The full set of entries below needs to be written out exactly.

[Start of section]

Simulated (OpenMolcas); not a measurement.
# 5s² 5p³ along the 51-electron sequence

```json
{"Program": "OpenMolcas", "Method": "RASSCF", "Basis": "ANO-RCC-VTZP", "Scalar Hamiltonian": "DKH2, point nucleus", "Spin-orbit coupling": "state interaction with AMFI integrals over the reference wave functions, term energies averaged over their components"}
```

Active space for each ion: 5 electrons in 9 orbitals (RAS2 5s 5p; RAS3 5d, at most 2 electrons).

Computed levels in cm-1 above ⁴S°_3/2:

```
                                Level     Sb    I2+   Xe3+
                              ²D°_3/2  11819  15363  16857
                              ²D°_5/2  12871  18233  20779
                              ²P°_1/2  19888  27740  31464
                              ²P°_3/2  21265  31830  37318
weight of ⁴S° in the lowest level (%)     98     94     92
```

[End of section]

*Answer box*.
Simulated (OpenMolcas); not a measurement.
# 5s² 5p³ along the 51-electron sequence

```json
{"Program": "OpenMolcas", "Method": "RASSCF", "Basis": "ANO-RCC-VTZP", "Scalar Hamiltonian": "DKH2, point nucleus", "Spin-orbit coupling": "state interaction with AMFI integrals over the reference wave functions, term energies averaged over their components"}
```

Active space for each ion: 5 electrons in 9 orbitals (RAS2 5s 5p; RAS3 5d, at most 2 electrons).

Computed levels in cm-1 above ⁴S°_3/2:

```
                                Level     Sb    I2+   Xe3+
                              ²D°_3/2  11819  15363  16857
                              ²D°_5/2  12871  18233  20779
                              ²P°_1/2  19888  27740  31464
                              ²P°_3/2  21265  31830  37318
weight of ⁴S° in the lowest level (%)     98     94     92
```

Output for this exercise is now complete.